*REQUIRED ACTION*
Copy every record below exactly as it stands.

*** Block opens ***

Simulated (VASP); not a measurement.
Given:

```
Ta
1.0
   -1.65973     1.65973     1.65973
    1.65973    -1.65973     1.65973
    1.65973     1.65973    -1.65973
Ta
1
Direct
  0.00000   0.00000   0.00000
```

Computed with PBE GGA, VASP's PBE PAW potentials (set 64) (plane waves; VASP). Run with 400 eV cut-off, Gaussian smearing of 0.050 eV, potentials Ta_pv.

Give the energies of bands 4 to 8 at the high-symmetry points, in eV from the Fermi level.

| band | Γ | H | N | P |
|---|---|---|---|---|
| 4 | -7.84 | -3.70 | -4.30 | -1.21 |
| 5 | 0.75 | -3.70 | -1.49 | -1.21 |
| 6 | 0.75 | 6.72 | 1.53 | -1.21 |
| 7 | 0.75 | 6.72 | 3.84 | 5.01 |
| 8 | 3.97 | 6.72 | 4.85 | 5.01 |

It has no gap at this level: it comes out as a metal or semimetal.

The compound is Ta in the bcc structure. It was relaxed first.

*** Block closes ***

*YOUR SOLUTION*
Simulated (VASP); not a measurement.
Given:

```
Ta
1.0
   -1.65973     1.65973     1.65973
    1.65973    -1.65973     1.65973
    1.65973     1.65973    -1.65973
Ta
1
Direct
  0.00000   0.00000   0.00000
```

Computed with PBE GGA, VASP's PBE PAW potentials (set 64) (plane waves; VASP). Run with 400 eV cut-off, Gaussian smearing of 0.050 eV, potentials Ta_pv.

Give the energies of bands 4 to 8 at the high-symmetry points, in eV from the Fermi level.

| band | Γ | H | N | P |
|---|---|---|---|---|
| 4 | -7.84 | -3.70 | -4.30 | -1.21 |
| 5 | 0.75 | -3.70 | -1.49 | -1.21 |
| 6 | 0.75 | 6.72 | 1.53 | -1.21 |
| 7 | 0.75 | 6.72 | 3.84 | 5.01 |
| 8 | 3.97 | 6.72 | 4.85 | 5.01 |

It has no gap at this level: it comes out as a metal or semimetal.

The compound is Ta in the bcc structure. It was relaxed first.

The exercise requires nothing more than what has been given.